Could you write out the opening lines of the data, word for word, stopping after the line that contains "(4) a = 3.806"?

§

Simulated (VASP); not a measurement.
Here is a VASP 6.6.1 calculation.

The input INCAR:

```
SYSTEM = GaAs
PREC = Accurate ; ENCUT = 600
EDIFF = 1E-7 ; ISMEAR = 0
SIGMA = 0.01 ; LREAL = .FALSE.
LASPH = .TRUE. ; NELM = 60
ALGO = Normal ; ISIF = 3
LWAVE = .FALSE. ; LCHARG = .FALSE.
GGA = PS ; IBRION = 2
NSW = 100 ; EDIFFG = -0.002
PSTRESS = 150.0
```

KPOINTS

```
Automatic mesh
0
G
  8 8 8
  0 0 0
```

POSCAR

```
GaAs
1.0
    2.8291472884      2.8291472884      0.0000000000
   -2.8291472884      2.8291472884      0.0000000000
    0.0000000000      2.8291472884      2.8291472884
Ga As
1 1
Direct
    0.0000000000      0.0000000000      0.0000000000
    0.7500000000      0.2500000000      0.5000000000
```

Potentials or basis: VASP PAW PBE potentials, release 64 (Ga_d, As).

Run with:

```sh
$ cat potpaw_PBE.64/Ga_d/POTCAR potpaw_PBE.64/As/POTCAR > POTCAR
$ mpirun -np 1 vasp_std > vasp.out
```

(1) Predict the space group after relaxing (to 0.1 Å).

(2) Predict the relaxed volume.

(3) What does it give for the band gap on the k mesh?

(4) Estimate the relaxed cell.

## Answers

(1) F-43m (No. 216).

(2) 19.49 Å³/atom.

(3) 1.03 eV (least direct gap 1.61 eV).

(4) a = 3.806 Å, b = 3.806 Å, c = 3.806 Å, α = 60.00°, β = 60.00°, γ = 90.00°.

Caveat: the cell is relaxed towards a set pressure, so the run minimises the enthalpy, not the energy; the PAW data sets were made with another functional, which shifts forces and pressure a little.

§

● Answer area
Simulated (VASP); not a measurement.
Here is a VASP 6.6.1 calculation.

The input INCAR:

```
SYSTEM = GaAs
PREC = Accurate ; ENCUT = 600
EDIFF = 1E-7 ; ISMEAR = 0
SIGMA = 0.01 ; LREAL = .FALSE.
LASPH = .TRUE. ; NELM = 60
ALGO = Normal ; ISIF = 3
LWAVE = .FALSE. ; LCHARG = .FALSE.
GGA = PS ; IBRION = 2
NSW = 100 ; EDIFFG = -0.002
PSTRESS = 150.0
```

KPOINTS

```
Automatic mesh
0
G
  8 8 8
  0 0 0
```

POSCAR

```
GaAs
1.0
    2.8291472884      2.8291472884      0.0000000000
   -2.8291472884      2.8291472884      0.0000000000
    0.0000000000      2.8291472884      2.8291472884
Ga As
1 1
Direct
    0.0000000000      0.0000000000      0.0000000000
    0.7500000000      0.2500000000      0.5000000000
```

Potentials or basis: VASP PAW PBE potentials, release 64 (Ga_d, As).

Run with:

```sh
$ cat potpaw_PBE.64/Ga_d/POTCAR potpaw_PBE.64/As/POTCAR > POTCAR
$ mpirun -np 1 vasp_std > vasp.out
```

(1) Predict the space group after relaxing (to 0.1 Å).

(2) Predict the relaxed volume.

(3) What does it give for the band gap on the k mesh?

(4) Estimate the relaxed cell.

## Answers

(1) F-43m (No. 216).

(2) 19.49 Å³/atom.

(3) 1.03 eV (least direct gap 1.61 eV).

(4) a = 3.806 Å, b = 3.806 Å, c = 3.806 Å, α = 60.00°, β = 60.00°, γ = 90.00°.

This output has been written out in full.